## DATA PROVIDED

━━━━━━━━━━━━━━━━

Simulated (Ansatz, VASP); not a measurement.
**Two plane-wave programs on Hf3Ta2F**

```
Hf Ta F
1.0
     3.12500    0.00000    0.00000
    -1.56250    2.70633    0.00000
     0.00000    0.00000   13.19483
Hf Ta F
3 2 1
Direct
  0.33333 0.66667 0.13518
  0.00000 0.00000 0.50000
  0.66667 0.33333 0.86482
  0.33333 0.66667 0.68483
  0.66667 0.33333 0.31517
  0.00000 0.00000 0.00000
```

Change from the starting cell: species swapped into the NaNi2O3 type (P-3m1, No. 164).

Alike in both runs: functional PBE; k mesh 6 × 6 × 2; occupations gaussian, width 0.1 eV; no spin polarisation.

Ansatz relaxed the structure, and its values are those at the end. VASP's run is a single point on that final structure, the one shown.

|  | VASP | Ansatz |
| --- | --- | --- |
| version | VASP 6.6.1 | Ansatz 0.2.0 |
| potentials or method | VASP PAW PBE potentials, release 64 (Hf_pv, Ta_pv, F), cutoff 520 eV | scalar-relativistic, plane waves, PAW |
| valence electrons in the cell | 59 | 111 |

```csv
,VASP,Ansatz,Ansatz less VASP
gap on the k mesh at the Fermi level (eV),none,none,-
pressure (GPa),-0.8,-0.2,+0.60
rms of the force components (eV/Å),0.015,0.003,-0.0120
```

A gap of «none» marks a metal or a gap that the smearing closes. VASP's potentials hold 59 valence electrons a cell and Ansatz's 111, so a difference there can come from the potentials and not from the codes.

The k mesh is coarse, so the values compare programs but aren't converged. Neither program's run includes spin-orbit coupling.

━━━━━━━━━━━━━━━━

## WORK TASK
From the first line of the listing above through the line that contains "Alike in both", set down each line without alteration, and nothing else.

## WRITTEN SOLUTION
Simulated (Ansatz, VASP); not a measurement.
**Two plane-wave programs on Hf3Ta2F**

```
Hf Ta F
1.0
     3.12500    0.00000    0.00000
    -1.56250    2.70633    0.00000
     0.00000    0.00000   13.19483
Hf Ta F
3 2 1
Direct
  0.33333 0.66667 0.13518
  0.00000 0.00000 0.50000
  0.66667 0.33333 0.86482
  0.33333 0.66667 0.68483
  0.66667 0.33333 0.31517
  0.00000 0.00000 0.00000
```

Change from the starting cell: species swapped into the NaNi2O3 type (P-3m1, No. 164).

Alike in both runs: functional PBE; k mesh 6 × 6 × 2; occupations gaussian, width 0.1 eV; no spin polarisation.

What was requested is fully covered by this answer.